### WORK REQUEST
Identical copies of all the records below are needed.

### PROVIDED RECORDS
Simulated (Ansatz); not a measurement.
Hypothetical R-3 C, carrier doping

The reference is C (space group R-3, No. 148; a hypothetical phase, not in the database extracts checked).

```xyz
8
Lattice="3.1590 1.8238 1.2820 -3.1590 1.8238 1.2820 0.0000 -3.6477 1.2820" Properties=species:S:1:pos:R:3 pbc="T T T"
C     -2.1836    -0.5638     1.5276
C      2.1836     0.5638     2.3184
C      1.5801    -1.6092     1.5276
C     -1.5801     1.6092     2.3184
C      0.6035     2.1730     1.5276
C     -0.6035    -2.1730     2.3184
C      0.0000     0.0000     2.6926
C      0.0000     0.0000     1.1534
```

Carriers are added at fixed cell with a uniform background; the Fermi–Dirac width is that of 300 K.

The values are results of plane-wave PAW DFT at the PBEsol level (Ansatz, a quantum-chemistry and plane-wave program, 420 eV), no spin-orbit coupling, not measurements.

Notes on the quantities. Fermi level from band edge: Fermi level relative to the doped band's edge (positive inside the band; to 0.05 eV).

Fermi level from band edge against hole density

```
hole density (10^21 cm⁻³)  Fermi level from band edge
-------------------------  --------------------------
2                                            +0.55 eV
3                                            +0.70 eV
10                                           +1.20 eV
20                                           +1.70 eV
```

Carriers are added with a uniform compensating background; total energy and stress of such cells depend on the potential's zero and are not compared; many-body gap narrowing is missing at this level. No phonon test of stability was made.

### TASK RESULT
Simulated (Ansatz); not a measurement.
Hypothetical R-3 C, carrier doping

The reference is C (space group R-3, No. 148; a hypothetical phase, not in the database extracts checked).

```xyz
8
Lattice="3.1590 1.8238 1.2820 -3.1590 1.8238 1.2820 0.0000 -3.6477 1.2820" Properties=species:S:1:pos:R:3 pbc="T T T"
C     -2.1836    -0.5638     1.5276
C      2.1836     0.5638     2.3184
C      1.5801    -1.6092     1.5276
C     -1.5801     1.6092     2.3184
C      0.6035     2.1730     1.5276
C     -0.6035    -2.1730     2.3184
C      0.0000     0.0000     2.6926
C      0.0000     0.0000     1.1534
```

Carriers are added at fixed cell with a uniform background; the Fermi–Dirac width is that of 300 K.

The values are results of plane-wave PAW DFT at the PBEsol level (Ansatz, a quantum-chemistry and plane-wave program, 420 eV), no spin-orbit coupling, not measurements.

Notes on the quantities. Fermi level from band edge: Fermi level relative to the doped band's edge (positive inside the band; to 0.05 eV).

Fermi level from band edge against hole density

```
hole density (10^21 cm⁻³)  Fermi level from band edge
-------------------------  --------------------------
2                                            +0.55 eV
3                                            +0.70 eV
10                                           +1.20 eV
20                                           +1.70 eV
```

Carriers are added with a uniform compensating background; total energy and stress of such cells depend on the potential's zero and are not compared; many-body gap narrowing is missing at this level. No phonon test of stability was made.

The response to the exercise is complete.